■ Work instruction: Your response must be the entire set of entries, reproduced word for word.

■ Exercise data:
▽
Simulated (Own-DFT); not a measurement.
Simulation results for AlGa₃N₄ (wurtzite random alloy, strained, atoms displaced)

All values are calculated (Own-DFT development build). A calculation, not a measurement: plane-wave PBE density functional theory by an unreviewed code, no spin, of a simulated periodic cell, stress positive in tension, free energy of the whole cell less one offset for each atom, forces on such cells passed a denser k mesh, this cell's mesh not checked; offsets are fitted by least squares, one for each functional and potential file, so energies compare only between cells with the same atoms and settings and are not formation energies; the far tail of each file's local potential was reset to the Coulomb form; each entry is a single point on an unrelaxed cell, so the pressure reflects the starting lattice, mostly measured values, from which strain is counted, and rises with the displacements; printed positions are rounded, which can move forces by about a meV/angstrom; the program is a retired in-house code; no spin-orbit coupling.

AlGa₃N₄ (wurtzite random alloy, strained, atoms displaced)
△

■ Your response:
Simulated (Own-DFT); not a measurement.
Simulation results for AlGa₃N₄ (wurtzite random alloy, strained, atoms displaced)

All values are calculated (Own-DFT development build). A calculation, not a measurement: plane-wave PBE density functional theory by an unreviewed code, no spin, of a simulated periodic cell, stress positive in tension, free energy of the whole cell less one offset for each atom, forces on such cells passed a denser k mesh, this cell's mesh not checked; offsets are fitted by least squares, one for each functional and potential file, so energies compare only between cells with the same atoms and settings and are not formation energies; the far tail of each file's local potential was reset to the Coulomb form; each entry is a single point on an unrelaxed cell, so the pressure reflects the starting lattice, mostly measured values, from which strain is counted, and rises with the displacements; printed positions are rounded, which can move forces by about a meV/angstrom; the program is a retired in-house code; no spin-orbit coupling.

AlGa₃N₄ (wurtzite random alloy, strained, atoms displaced)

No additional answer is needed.